#### Data provided:
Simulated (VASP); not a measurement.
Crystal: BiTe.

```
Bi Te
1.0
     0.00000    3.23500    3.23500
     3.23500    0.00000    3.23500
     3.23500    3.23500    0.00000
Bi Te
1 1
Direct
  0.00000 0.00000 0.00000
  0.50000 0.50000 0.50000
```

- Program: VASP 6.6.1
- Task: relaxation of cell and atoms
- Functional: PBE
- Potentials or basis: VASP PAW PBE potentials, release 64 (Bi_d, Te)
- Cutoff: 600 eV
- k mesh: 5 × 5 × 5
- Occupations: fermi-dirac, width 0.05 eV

#### Assignment:
Go through the records and repeat each one exactly as written.

#### Exercise solution:
Simulated (VASP); not a measurement.
Crystal: BiTe.

```
Bi Te
1.0
     0.00000    3.23500    3.23500
     3.23500    0.00000    3.23500
     3.23500    3.23500    0.00000
Bi Te
1 1
Direct
  0.00000 0.00000 0.00000
  0.50000 0.50000 0.50000
```

- Program: VASP 6.6.1
- Task: relaxation of cell and atoms
- Functional: PBE
- Potentials or basis: VASP PAW PBE potentials, release 64 (Bi_d, Te)
- Cutoff: 600 eV
- k mesh: 5 × 5 × 5
- Occupations: fermi-dirac, width 0.05 eV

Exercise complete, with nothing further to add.